• _AVAILABLE DATA_:
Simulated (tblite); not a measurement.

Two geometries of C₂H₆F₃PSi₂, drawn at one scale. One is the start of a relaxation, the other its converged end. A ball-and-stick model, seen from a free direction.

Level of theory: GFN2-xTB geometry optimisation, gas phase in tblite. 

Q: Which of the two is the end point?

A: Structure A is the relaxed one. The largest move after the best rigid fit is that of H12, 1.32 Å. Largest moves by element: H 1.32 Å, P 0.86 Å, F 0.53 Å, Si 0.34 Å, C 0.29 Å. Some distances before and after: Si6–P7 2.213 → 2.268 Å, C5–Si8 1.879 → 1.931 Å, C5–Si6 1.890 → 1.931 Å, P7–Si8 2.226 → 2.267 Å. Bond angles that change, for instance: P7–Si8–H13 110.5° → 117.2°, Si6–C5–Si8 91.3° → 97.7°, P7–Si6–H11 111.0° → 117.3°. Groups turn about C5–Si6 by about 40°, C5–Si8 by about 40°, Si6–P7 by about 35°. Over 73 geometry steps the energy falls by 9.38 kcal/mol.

• _WORK INSTRUCTION_:
Repeat the entries above verbatim, but only from the line that has "Two geometries of" down to the line that has "Q: Which of the two is the end point?", inclusive.

• _PROBLEM SOLUTION_:
Two geometries of C₂H₆F₃PSi₂, drawn at one scale. One is the start of a relaxation, the other its converged end. A ball-and-stick model, seen from a free direction.

Level of theory: GFN2-xTB geometry optimisation, gas phase in tblite. 

Q: Which of the two is the end point?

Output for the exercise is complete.